◆ EXTRACTED DATA ◆
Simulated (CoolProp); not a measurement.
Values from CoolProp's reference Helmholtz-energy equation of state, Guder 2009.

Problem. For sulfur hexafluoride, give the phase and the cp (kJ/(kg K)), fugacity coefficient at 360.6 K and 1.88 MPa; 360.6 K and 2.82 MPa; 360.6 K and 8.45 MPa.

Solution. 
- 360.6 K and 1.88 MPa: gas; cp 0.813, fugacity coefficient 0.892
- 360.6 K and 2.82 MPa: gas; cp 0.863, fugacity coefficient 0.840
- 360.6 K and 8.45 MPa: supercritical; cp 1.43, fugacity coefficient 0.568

◆ EXERCISE ◆
The required output is the set of lines from the first line of the data through the line that contains "- 360.6 K and 2.82", transcribed exactly.

◆ EXPECTED ANSWER ◆
Simulated (CoolProp); not a measurement.
Values from CoolProp's reference Helmholtz-energy equation of state, Guder 2009.

Problem. For sulfur hexafluoride, give the phase and the cp (kJ/(kg K)), fugacity coefficient at 360.6 K and 1.88 MPa; 360.6 K and 2.82 MPa; 360.6 K and 8.45 MPa.

Solution. 
- 360.6 K and 1.88 MPa: gas; cp 0.813, fugacity coefficient 0.892
- 360.6 K and 2.82 MPa: gas; cp 0.863, fugacity coefficient 0.840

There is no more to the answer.